#### [Provided records]
• • • • •
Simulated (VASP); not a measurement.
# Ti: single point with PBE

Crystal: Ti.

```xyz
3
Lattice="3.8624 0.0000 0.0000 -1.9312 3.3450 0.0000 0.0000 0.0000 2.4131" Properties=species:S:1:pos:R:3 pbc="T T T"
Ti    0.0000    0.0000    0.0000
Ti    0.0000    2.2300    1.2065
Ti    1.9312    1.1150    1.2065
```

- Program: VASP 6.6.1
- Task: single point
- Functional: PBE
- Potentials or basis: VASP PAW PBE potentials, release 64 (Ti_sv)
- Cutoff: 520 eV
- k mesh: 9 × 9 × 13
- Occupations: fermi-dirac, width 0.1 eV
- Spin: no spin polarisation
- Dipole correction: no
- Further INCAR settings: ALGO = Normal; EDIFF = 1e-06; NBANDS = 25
• • • • •

#### [Assignment]
Take the entries above and return only the lines from the one with "- Occupations: fermi-dirac, width 0.1 eV" to the one with "- Dipole correction: no", both included, unchanged.

#### [Worked solution]
- Occupations: fermi-dirac, width 0.1 eV
- Spin: no spin polarisation
- Dipole correction: no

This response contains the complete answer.